#### [ACTION ITEM]
Needed from the data below: every line from the one with "From there atom" up to and including the one with "Unrestricted rows (U, and", repeated exactly and with nothing else.

#### [DATASET]
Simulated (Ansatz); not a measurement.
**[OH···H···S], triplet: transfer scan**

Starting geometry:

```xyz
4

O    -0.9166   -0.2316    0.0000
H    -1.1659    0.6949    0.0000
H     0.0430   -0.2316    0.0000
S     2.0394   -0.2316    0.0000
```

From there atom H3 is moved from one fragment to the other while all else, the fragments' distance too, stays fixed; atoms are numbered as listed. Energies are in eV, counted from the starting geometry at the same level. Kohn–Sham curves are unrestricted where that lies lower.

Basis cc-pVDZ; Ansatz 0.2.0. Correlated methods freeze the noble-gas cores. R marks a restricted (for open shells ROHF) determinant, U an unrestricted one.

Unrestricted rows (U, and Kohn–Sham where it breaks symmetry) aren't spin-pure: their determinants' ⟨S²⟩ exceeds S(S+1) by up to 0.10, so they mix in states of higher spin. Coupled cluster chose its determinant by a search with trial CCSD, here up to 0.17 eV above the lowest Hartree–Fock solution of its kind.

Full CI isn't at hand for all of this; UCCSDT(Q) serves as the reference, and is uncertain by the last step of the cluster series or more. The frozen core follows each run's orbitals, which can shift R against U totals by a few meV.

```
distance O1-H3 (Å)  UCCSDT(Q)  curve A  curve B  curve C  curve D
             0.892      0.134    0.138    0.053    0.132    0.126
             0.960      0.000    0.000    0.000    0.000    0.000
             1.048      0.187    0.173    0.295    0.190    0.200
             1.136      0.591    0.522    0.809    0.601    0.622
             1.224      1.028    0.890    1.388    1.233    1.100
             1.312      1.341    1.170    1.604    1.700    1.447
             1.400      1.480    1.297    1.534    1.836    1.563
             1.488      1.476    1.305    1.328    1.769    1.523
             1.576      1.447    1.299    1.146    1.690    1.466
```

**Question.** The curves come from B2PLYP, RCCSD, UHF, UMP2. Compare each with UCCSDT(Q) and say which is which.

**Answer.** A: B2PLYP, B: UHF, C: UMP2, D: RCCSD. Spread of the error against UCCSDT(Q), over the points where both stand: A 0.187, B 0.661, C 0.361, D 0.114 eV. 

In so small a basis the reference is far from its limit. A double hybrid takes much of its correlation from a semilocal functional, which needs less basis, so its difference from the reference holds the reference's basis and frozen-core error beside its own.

#### [YOUR RESPONSE]
From there atom H3 is moved from one fragment to the other while all else, the fragments' distance too, stays fixed; atoms are numbered as listed. Energies are in eV, counted from the starting geometry at the same level. Kohn–Sham curves are unrestricted where that lies lower.

Basis cc-pVDZ; Ansatz 0.2.0. Correlated methods freeze the noble-gas cores. R marks a restricted (for open shells ROHF) determinant, U an unrestricted one.

Unrestricted rows (U, and Kohn–Sham where it breaks symmetry) aren't spin-pure: their determinants' ⟨S²⟩ exceeds S(S+1) by up to 0.10, so they mix in states of higher spin. Coupled cluster chose its determinant by a search with trial CCSD, here up to 0.17 eV above the lowest Hartree–Fock solution of its kind.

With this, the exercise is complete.